#### [RECORDED INFORMATION]
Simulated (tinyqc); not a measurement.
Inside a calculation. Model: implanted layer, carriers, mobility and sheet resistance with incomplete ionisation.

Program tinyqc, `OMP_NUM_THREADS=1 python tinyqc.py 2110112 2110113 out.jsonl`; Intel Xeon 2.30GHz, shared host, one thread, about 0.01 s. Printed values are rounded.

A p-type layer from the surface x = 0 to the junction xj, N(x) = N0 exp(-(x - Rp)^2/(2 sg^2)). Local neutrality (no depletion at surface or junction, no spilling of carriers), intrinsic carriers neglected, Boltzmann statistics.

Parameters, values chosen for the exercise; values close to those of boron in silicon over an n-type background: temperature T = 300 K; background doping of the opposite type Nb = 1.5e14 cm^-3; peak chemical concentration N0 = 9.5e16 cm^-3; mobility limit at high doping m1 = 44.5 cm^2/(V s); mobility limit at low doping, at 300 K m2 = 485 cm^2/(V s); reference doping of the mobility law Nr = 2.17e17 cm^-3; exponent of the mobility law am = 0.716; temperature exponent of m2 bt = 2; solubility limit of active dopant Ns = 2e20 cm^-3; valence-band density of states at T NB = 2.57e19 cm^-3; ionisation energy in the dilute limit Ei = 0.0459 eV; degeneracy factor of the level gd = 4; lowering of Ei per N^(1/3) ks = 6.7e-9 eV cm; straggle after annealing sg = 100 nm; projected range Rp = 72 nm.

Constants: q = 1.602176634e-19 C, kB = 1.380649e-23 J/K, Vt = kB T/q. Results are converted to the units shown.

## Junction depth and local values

#### [ACTIVITY]
Return the listing in full, exactly.

#### [EXERCISE OUTPUT]
Simulated (tinyqc); not a measurement.
Inside a calculation. Model: implanted layer, carriers, mobility and sheet resistance with incomplete ionisation.

Program tinyqc, `OMP_NUM_THREADS=1 python tinyqc.py 2110112 2110113 out.jsonl`; Intel Xeon 2.30GHz, shared host, one thread, about 0.01 s. Printed values are rounded.

A p-type layer from the surface x = 0 to the junction xj, N(x) = N0 exp(-(x - Rp)^2/(2 sg^2)). Local neutrality (no depletion at surface or junction, no spilling of carriers), intrinsic carriers neglected, Boltzmann statistics.

Parameters, values chosen for the exercise; values close to those of boron in silicon over an n-type background: temperature T = 300 K; background doping of the opposite type Nb = 1.5e14 cm^-3; peak chemical concentration N0 = 9.5e16 cm^-3; mobility limit at high doping m1 = 44.5 cm^2/(V s); mobility limit at low doping, at 300 K m2 = 485 cm^2/(V s); reference doping of the mobility law Nr = 2.17e17 cm^-3; exponent of the mobility law am = 0.716; temperature exponent of m2 bt = 2; solubility limit of active dopant Ns = 2e20 cm^-3; valence-band density of states at T NB = 2.57e19 cm^-3; ionisation energy in the dilute limit Ei = 0.0459 eV; degeneracy factor of the level gd = 4; lowering of Ei per N^(1/3) ks = 6.7e-9 eV cm; straggle after annealing sg = 100 nm; projected range Rp = 72 nm.

Constants: q = 1.602176634e-19 C, kB = 1.380649e-23 J/K, Vt = kB T/q. Results are converted to the units shown.

## Junction depth and local values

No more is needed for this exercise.